• • • • •

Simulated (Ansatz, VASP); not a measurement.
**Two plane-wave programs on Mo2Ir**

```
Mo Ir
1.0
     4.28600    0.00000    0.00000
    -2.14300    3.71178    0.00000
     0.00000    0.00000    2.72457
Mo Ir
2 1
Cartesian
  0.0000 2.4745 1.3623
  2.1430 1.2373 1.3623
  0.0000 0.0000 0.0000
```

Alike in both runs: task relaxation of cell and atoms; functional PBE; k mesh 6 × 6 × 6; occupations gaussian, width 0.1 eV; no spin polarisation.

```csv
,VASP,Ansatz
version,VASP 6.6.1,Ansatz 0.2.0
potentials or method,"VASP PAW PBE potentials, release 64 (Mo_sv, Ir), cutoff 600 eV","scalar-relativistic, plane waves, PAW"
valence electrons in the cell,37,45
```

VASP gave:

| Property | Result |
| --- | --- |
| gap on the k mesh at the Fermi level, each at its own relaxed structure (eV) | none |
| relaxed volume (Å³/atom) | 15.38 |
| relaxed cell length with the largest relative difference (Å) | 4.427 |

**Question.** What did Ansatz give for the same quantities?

• • • • •

#### Assigned task:
Print the material exactly as written, omitting nothing.

#### Response:
Simulated (Ansatz, VASP); not a measurement.
**Two plane-wave programs on Mo2Ir**

```
Mo Ir
1.0
     4.28600    0.00000    0.00000
    -2.14300    3.71178    0.00000
     0.00000    0.00000    2.72457
Mo Ir
2 1
Cartesian
  0.0000 2.4745 1.3623
  2.1430 1.2373 1.3623
  0.0000 0.0000 0.0000
```

Alike in both runs: task relaxation of cell and atoms; functional PBE; k mesh 6 × 6 × 6; occupations gaussian, width 0.1 eV; no spin polarisation.

```csv
,VASP,Ansatz
version,VASP 6.6.1,Ansatz 0.2.0
potentials or method,"VASP PAW PBE potentials, release 64 (Mo_sv, Ir), cutoff 600 eV","scalar-relativistic, plane waves, PAW"
valence electrons in the cell,37,45
```

VASP gave:

| Property | Result |
| --- | --- |
| gap on the k mesh at the Fermi level, each at its own relaxed structure (eV) | none |
| relaxed volume (Å³/atom) | 15.38 |
| relaxed cell length with the largest relative difference (Å) | 4.427 |

**Question.** What did Ansatz give for the same quantities?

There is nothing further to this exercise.